## REQUIRED ACTION
Restate word for word the lines that begin the listing and end with the line holding "48.00 mol |".

## PROVIDED MATERIAL
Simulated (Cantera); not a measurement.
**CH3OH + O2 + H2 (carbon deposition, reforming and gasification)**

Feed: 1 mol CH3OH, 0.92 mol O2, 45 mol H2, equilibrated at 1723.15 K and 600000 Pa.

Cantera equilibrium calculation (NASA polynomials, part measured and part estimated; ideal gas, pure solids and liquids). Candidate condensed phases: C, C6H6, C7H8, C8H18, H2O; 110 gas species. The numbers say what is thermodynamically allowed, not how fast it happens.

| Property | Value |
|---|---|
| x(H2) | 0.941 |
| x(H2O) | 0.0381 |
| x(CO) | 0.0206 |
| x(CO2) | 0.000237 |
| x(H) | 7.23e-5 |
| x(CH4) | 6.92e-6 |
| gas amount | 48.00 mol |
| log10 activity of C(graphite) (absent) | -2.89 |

## WRITTEN SOLUTION
Simulated (Cantera); not a measurement.
**CH3OH + O2 + H2 (carbon deposition, reforming and gasification)**

Feed: 1 mol CH3OH, 0.92 mol O2, 45 mol H2, equilibrated at 1723.15 K and 600000 Pa.

Cantera equilibrium calculation (NASA polynomials, part measured and part estimated; ideal gas, pure solids and liquids). Candidate condensed phases: C, C6H6, C7H8, C8H18, H2O; 110 gas species. The numbers say what is thermodynamically allowed, not how fast it happens.

| Property | Value |
|---|---|
| x(H2) | 0.941 |
| x(H2O) | 0.0381 |
| x(CO) | 0.0206 |
| x(CO2) | 0.000237 |
| x(H) | 7.23e-5 |
| x(CH4) | 6.92e-6 |
| gas amount | 48.00 mol |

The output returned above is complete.